REQUIRED ACTION: In exact form, please repeat the records from their opening line down to the line with "waves, PAW |", including that line.

DATA UNDER STUDY:
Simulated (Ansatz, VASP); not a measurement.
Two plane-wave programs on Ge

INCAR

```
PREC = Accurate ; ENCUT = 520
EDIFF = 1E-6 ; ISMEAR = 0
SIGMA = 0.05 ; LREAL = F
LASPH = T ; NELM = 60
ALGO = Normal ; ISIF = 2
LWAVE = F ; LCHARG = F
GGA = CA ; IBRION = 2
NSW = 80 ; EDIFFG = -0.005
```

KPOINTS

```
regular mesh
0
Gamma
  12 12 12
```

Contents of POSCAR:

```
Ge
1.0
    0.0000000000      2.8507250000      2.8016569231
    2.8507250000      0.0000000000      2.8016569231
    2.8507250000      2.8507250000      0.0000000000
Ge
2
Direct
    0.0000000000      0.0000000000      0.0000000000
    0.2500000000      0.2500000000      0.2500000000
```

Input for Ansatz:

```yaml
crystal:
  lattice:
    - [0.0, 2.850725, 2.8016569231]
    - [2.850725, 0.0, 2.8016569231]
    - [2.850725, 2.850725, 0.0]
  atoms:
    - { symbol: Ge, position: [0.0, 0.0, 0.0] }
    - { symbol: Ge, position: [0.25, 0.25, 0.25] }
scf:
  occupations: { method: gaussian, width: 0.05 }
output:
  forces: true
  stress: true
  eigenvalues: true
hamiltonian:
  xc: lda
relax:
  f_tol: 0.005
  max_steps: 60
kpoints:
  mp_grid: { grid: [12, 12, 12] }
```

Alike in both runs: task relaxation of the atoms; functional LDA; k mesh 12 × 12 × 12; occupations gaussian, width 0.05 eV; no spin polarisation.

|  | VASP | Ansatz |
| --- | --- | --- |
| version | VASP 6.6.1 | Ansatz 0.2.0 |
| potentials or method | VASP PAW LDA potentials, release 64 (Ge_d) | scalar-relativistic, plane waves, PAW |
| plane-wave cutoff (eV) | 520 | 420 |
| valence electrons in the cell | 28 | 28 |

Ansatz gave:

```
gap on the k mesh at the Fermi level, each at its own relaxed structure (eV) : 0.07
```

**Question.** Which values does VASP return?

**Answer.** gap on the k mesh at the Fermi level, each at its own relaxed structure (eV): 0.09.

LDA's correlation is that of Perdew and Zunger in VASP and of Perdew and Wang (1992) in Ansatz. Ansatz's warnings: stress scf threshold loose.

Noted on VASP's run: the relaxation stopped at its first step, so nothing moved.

PROBLEM SOLUTION:
Simulated (Ansatz, VASP); not a measurement.
Two plane-wave programs on Ge

INCAR

```
PREC = Accurate ; ENCUT = 520
EDIFF = 1E-6 ; ISMEAR = 0
SIGMA = 0.05 ; LREAL = F
LASPH = T ; NELM = 60
ALGO = Normal ; ISIF = 2
LWAVE = F ; LCHARG = F
GGA = CA ; IBRION = 2
NSW = 80 ; EDIFFG = -0.005
```

KPOINTS

```
regular mesh
0
Gamma
  12 12 12
```

Contents of POSCAR:

```
Ge
1.0
    0.0000000000      2.8507250000      2.8016569231
    2.8507250000      0.0000000000      2.8016569231
    2.8507250000      2.8507250000      0.0000000000
Ge
2
Direct
    0.0000000000      0.0000000000      0.0000000000
    0.2500000000      0.2500000000      0.2500000000
```

Input for Ansatz:

```yaml
crystal:
  lattice:
    - [0.0, 2.850725, 2.8016569231]
    - [2.850725, 0.0, 2.8016569231]
    - [2.850725, 2.850725, 0.0]
  atoms:
    - { symbol: Ge, position: [0.0, 0.0, 0.0] }
    - { symbol: Ge, position: [0.25, 0.25, 0.25] }
scf:
  occupations: { method: gaussian, width: 0.05 }
output:
  forces: true
  stress: true
  eigenvalues: true
hamiltonian:
  xc: lda
relax:
  f_tol: 0.005
  max_steps: 60
kpoints:
  mp_grid: { grid: [12, 12, 12] }
```

Alike in both runs: task relaxation of the atoms; functional LDA; k mesh 12 × 12 × 12; occupations gaussian, width 0.05 eV; no spin polarisation.

|  | VASP | Ansatz |
| --- | --- | --- |
| version | VASP 6.6.1 | Ansatz 0.2.0 |
| potentials or method | VASP PAW LDA potentials, release 64 (Ge_d) | scalar-relativistic, plane waves, PAW |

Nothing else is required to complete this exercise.